Requirement – Beginning with the line below that contains "values left out." and ending with the line that contains "A k mesh can", copy every line exactly. Copy nothing else.

Data for review –
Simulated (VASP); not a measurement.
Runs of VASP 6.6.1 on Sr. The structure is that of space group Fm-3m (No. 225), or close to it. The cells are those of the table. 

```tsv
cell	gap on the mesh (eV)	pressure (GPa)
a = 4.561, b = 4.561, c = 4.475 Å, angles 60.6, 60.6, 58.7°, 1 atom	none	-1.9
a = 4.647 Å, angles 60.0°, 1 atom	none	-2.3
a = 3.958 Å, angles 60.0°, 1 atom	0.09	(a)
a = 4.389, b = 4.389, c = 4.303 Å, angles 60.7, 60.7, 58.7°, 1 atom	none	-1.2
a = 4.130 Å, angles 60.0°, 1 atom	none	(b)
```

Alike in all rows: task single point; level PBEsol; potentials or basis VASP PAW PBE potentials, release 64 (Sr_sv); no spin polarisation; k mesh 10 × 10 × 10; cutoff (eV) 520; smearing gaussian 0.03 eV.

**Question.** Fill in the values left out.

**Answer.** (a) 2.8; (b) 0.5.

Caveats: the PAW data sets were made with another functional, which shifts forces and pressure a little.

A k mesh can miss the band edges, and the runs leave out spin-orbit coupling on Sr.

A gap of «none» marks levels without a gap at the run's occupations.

Exercise result –
**Question.** Fill in the values left out.

**Answer.** (a) 2.8; (b) 0.5.

Caveats: the PAW data sets were made with another functional, which shifts forces and pressure a little.

A k mesh can miss the band edges, and the runs leave out spin-orbit coupling on Sr.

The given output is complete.